■ **Supplied information**:
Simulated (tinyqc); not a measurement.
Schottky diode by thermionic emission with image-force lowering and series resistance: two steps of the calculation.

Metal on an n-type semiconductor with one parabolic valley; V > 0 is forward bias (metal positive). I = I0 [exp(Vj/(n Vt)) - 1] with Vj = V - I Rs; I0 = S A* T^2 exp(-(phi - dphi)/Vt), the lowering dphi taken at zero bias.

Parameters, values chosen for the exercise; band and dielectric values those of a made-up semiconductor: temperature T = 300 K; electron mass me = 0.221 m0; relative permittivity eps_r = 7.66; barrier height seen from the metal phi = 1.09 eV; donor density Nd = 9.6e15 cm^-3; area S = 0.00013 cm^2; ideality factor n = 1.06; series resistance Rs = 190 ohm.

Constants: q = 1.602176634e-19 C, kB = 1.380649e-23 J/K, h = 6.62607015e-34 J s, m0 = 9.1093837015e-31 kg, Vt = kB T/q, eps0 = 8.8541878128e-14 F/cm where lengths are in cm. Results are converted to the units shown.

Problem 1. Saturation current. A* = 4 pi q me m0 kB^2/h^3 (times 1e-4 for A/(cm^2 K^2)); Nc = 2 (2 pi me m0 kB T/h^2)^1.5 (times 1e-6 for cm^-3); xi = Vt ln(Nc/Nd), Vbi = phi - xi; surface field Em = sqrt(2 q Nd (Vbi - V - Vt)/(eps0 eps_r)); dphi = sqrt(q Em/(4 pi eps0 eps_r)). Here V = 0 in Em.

■ **Exercise**:
Would you retype exactly the lines above, from the line with "Schottky diode by" to the line with "Constants: q = 1.602176634e-19", with both end lines kept and nothing more?

■ **Answer section**:
Schottky diode by thermionic emission with image-force lowering and series resistance: two steps of the calculation.

Metal on an n-type semiconductor with one parabolic valley; V > 0 is forward bias (metal positive). I = I0 [exp(Vj/(n Vt)) - 1] with Vj = V - I Rs; I0 = S A* T^2 exp(-(phi - dphi)/Vt), the lowering dphi taken at zero bias.

Parameters, values chosen for the exercise; band and dielectric values those of a made-up semiconductor: temperature T = 300 K; electron mass me = 0.221 m0; relative permittivity eps_r = 7.66; barrier height seen from the metal phi = 1.09 eV; donor density Nd = 9.6e15 cm^-3; area S = 0.00013 cm^2; ideality factor n = 1.06; series resistance Rs = 190 ohm.

Constants: q = 1.602176634e-19 C, kB = 1.380649e-23 J/K, h = 6.62607015e-34 J s, m0 = 9.1093837015e-31 kg, Vt = kB T/q, eps0 = 8.8541878128e-14 F/cm where lengths are in cm. Results are converted to the units shown.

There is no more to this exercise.